**Records shown:**
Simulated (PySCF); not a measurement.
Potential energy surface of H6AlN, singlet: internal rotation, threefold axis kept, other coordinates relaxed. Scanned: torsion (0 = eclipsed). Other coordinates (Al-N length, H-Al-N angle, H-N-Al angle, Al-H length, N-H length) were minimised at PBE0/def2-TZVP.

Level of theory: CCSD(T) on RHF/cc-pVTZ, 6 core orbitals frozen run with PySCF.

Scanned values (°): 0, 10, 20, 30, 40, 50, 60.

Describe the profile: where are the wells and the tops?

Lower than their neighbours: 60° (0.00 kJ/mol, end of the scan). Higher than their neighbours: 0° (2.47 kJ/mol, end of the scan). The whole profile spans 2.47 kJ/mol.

**Assignment:**
Stopping at the line containing "Describe the profile: where", please repeat exactly every line from the very start of the entries, that line included, and nothing more.

**Written response:**
Simulated (PySCF); not a measurement.
Potential energy surface of H6AlN, singlet: internal rotation, threefold axis kept, other coordinates relaxed. Scanned: torsion (0 = eclipsed). Other coordinates (Al-N length, H-Al-N angle, H-N-Al angle, Al-H length, N-H length) were minimised at PBE0/def2-TZVP.

Level of theory: CCSD(T) on RHF/cc-pVTZ, 6 core orbitals frozen run with PySCF.

Scanned values (°): 0, 10, 20, 30, 40, 50, 60.

Describe the profile: where are the wells and the tops?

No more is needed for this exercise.